- [Data supplied]:
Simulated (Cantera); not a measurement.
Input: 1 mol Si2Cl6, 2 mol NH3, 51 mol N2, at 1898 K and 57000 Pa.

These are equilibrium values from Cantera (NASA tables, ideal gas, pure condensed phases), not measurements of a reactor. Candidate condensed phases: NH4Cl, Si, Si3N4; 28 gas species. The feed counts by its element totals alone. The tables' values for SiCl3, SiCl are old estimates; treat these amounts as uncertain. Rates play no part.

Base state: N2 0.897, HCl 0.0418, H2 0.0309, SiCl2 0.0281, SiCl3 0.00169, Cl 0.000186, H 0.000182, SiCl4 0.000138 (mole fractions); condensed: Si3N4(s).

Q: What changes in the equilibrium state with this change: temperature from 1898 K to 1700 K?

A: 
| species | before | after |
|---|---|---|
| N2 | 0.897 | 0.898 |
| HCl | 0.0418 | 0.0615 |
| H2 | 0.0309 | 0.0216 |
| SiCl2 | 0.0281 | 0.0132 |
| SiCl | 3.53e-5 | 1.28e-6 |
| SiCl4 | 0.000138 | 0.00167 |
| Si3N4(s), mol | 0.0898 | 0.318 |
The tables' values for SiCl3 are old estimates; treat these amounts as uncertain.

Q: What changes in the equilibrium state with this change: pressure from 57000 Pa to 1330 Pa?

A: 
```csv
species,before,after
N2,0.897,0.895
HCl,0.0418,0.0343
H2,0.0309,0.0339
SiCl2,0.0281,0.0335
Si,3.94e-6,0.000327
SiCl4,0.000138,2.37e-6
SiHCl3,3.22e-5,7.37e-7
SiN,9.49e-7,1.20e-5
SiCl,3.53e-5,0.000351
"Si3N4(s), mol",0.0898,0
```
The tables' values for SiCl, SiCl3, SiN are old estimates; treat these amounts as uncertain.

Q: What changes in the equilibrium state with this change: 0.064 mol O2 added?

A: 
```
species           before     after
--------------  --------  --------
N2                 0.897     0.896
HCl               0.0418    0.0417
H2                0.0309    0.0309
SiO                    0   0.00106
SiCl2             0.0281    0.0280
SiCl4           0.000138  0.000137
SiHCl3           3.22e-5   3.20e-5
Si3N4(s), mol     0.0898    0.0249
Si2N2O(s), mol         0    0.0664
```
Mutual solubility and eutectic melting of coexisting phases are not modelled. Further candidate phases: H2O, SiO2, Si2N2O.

- [Task item]:
Give back the listing exactly, please, from its first line to the line containing "Base state: N2", inclusive, and nothing past that line.

- [Result]:
Simulated (Cantera); not a measurement.
Input: 1 mol Si2Cl6, 2 mol NH3, 51 mol N2, at 1898 K and 57000 Pa.

These are equilibrium values from Cantera (NASA tables, ideal gas, pure condensed phases), not measurements of a reactor. Candidate condensed phases: NH4Cl, Si, Si3N4; 28 gas species. The feed counts by its element totals alone. The tables' values for SiCl3, SiCl are old estimates; treat these amounts as uncertain. Rates play no part.

Base state: N2 0.897, HCl 0.0418, H2 0.0309, SiCl2 0.0281, SiCl3 0.00169, Cl 0.000186, H 0.000182, SiCl4 0.000138 (mole fractions); condensed: Si3N4(s).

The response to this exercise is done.